SUPPLIED DATA
[Start of Attachment]

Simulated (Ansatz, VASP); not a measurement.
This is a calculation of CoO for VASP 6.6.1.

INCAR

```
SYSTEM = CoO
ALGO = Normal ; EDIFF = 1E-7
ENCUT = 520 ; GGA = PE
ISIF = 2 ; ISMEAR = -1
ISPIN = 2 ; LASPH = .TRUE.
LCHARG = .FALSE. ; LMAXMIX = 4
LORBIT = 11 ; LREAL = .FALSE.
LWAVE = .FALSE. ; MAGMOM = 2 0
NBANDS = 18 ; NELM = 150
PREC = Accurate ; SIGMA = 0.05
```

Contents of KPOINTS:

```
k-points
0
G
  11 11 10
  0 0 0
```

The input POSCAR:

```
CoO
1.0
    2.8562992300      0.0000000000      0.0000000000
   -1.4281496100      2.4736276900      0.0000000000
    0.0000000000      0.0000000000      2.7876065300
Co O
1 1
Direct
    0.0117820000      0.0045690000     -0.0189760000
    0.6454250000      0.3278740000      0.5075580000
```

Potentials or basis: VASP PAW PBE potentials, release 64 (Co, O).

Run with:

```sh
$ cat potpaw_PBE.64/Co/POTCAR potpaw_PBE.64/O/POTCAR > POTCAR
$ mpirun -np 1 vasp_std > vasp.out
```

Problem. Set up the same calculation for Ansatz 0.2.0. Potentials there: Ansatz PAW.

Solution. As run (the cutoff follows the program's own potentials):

[End of Attachment]

ACTIVITY
Copy exactly the opening line of the material, the line bearing "Problem. Set up", and every line between them. Include nothing else.

WRITTEN REPLY
Simulated (Ansatz, VASP); not a measurement.
This is a calculation of CoO for VASP 6.6.1.

INCAR

```
SYSTEM = CoO
ALGO = Normal ; EDIFF = 1E-7
ENCUT = 520 ; GGA = PE
ISIF = 2 ; ISMEAR = -1
ISPIN = 2 ; LASPH = .TRUE.
LCHARG = .FALSE. ; LMAXMIX = 4
LORBIT = 11 ; LREAL = .FALSE.
LWAVE = .FALSE. ; MAGMOM = 2 0
NBANDS = 18 ; NELM = 150
PREC = Accurate ; SIGMA = 0.05
```

Contents of KPOINTS:

```
k-points
0
G
  11 11 10
  0 0 0
```

The input POSCAR:

```
CoO
1.0
    2.8562992300      0.0000000000      0.0000000000
   -1.4281496100      2.4736276900      0.0000000000
    0.0000000000      0.0000000000      2.7876065300
Co O
1 1
Direct
    0.0117820000      0.0045690000     -0.0189760000
    0.6454250000      0.3278740000      0.5075580000
```

Potentials or basis: VASP PAW PBE potentials, release 64 (Co, O).

Run with:

```sh
$ cat potpaw_PBE.64/Co/POTCAR potpaw_PBE.64/O/POTCAR > POTCAR
$ mpirun -np 1 vasp_std > vasp.out
```

Problem. Set up the same calculation for Ansatz 0.2.0. Potentials there: Ansatz PAW.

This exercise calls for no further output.